WORK REQUEST:
Transcribe the records below exactly.

#### DATA TO EXAMINE ####
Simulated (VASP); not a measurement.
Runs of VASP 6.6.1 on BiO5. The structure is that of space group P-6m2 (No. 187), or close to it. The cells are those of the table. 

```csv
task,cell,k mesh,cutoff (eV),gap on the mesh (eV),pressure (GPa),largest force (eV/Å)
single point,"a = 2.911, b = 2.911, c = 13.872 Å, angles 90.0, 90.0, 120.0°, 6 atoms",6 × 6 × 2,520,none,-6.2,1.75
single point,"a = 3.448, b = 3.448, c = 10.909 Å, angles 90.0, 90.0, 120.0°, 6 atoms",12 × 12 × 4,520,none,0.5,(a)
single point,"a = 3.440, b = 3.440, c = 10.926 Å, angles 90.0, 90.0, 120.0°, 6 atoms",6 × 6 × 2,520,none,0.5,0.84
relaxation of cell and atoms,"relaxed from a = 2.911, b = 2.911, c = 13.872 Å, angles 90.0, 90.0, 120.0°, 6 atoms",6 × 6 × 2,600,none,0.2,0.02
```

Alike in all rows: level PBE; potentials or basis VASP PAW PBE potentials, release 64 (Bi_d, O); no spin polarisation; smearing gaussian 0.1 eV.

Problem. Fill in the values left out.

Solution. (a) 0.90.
####

RESULT:
Simulated (VASP); not a measurement.
Runs of VASP 6.6.1 on BiO5. The structure is that of space group P-6m2 (No. 187), or close to it. The cells are those of the table. 

```csv
task,cell,k mesh,cutoff (eV),gap on the mesh (eV),pressure (GPa),largest force (eV/Å)
single point,"a = 2.911, b = 2.911, c = 13.872 Å, angles 90.0, 90.0, 120.0°, 6 atoms",6 × 6 × 2,520,none,-6.2,1.75
single point,"a = 3.448, b = 3.448, c = 10.909 Å, angles 90.0, 90.0, 120.0°, 6 atoms",12 × 12 × 4,520,none,0.5,(a)
single point,"a = 3.440, b = 3.440, c = 10.926 Å, angles 90.0, 90.0, 120.0°, 6 atoms",6 × 6 × 2,520,none,0.5,0.84
relaxation of cell and atoms,"relaxed from a = 2.911, b = 2.911, c = 13.872 Å, angles 90.0, 90.0, 120.0°, 6 atoms",6 × 6 × 2,600,none,0.2,0.02
```

Alike in all rows: level PBE; potentials or basis VASP PAW PBE potentials, release 64 (Bi_d, O); no spin polarisation; smearing gaussian 0.1 eV.

Problem. Fill in the values left out.

Solution. (a) 0.90.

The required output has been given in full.